(Work task)
Could you retype, exactly as written, every line from the top of the records through the line that contains "A printed reference work, data compilation reports, for"?

(Data)
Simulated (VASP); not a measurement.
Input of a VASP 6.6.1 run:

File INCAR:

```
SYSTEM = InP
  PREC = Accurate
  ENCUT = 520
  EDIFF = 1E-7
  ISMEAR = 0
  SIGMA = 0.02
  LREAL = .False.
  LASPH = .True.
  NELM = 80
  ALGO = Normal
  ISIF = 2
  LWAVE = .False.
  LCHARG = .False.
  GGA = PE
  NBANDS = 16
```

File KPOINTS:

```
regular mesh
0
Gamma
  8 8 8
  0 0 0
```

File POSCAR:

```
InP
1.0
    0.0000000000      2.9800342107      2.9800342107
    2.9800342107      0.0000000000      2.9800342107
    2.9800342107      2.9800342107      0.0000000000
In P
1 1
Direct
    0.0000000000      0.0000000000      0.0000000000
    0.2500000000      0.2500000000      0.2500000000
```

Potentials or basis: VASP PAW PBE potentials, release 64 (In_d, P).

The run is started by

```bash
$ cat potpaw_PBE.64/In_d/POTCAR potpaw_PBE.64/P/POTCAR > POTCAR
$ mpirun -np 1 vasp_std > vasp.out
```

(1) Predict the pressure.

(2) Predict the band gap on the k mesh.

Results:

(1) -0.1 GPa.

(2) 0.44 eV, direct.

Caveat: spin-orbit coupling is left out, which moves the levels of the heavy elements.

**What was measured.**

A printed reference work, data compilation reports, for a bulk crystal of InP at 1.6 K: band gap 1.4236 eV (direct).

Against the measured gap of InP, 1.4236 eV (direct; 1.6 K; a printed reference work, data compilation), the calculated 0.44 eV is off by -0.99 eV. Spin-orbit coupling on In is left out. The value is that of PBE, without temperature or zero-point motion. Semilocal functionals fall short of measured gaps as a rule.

(Your solution)
Simulated (VASP); not a measurement.
Input of a VASP 6.6.1 run:

File INCAR:

```
SYSTEM = InP
  PREC = Accurate
  ENCUT = 520
  EDIFF = 1E-7
  ISMEAR = 0
  SIGMA = 0.02
  LREAL = .False.
  LASPH = .True.
  NELM = 80
  ALGO = Normal
  ISIF = 2
  LWAVE = .False.
  LCHARG = .False.
  GGA = PE
  NBANDS = 16
```

File KPOINTS:

```
regular mesh
0
Gamma
  8 8 8
  0 0 0
```

File POSCAR:

```
InP
1.0
    0.0000000000      2.9800342107      2.9800342107
    2.9800342107      0.0000000000      2.9800342107
    2.9800342107      2.9800342107      0.0000000000
In P
1 1
Direct
    0.0000000000      0.0000000000      0.0000000000
    0.2500000000      0.2500000000      0.2500000000
```

Potentials or basis: VASP PAW PBE potentials, release 64 (In_d, P).

The run is started by

```bash
$ cat potpaw_PBE.64/In_d/POTCAR potpaw_PBE.64/P/POTCAR > POTCAR
$ mpirun -np 1 vasp_std > vasp.out
```

(1) Predict the pressure.

(2) Predict the band gap on the k mesh.

Results:

(1) -0.1 GPa.

(2) 0.44 eV, direct.

Caveat: spin-orbit coupling is left out, which moves the levels of the heavy elements.

**What was measured.**

A printed reference work, data compilation reports, for a bulk crystal of InP at 1.6 K: band gap 1.4236 eV (direct).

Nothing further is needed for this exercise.